◆ ◆ ◆ ◆ ◆

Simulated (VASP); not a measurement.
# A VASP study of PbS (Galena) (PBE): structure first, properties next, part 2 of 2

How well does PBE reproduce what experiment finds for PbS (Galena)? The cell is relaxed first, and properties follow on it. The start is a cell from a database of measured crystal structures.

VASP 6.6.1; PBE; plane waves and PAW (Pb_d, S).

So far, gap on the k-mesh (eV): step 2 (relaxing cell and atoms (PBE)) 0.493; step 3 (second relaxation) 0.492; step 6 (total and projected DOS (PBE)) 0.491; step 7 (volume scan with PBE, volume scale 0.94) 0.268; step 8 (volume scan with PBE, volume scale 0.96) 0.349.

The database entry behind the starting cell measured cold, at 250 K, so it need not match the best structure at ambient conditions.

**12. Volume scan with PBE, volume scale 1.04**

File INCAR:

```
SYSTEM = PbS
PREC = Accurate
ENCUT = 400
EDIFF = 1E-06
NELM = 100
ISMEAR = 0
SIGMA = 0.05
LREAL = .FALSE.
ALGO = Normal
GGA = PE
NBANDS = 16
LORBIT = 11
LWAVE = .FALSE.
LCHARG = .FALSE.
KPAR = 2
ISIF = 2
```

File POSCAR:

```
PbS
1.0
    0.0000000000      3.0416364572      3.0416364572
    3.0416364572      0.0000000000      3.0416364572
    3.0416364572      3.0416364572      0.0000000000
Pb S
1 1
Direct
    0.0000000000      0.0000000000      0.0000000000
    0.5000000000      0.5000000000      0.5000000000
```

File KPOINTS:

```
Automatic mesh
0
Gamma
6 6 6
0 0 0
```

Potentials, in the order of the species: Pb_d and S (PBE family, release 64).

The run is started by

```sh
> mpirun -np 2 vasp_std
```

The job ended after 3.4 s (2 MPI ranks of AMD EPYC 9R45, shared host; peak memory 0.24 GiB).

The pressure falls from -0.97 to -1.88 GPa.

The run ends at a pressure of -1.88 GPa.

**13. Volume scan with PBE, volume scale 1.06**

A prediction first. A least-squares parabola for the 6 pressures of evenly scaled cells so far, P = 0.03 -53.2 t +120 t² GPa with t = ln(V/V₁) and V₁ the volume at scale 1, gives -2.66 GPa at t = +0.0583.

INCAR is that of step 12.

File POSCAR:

◆ ◆ ◆ ◆ ◆

▶ ASSIGNED TASK
Each line above from the one with "Potentials, in the" up to and including the one with "INCAR is that of step 12." must be set down exactly, and no line outside that span may appear.

▶ WRITTEN REPLY
Potentials, in the order of the species: Pb_d and S (PBE family, release 64).

The run is started by

```sh
> mpirun -np 2 vasp_std
```

The job ended after 3.4 s (2 MPI ranks of AMD EPYC 9R45, shared host; peak memory 0.24 GiB).

The pressure falls from -0.97 to -1.88 GPa.

The run ends at a pressure of -1.88 GPa.

**13. Volume scan with PBE, volume scale 1.06**

A prediction first. A least-squares parabola for the 6 pressures of evenly scaled cells so far, P = 0.03 -53.2 t +120 t² GPa with t = ln(V/V₁) and V₁ the volume at scale 1, gives -2.66 GPa at t = +0.0583.

INCAR is that of step 12.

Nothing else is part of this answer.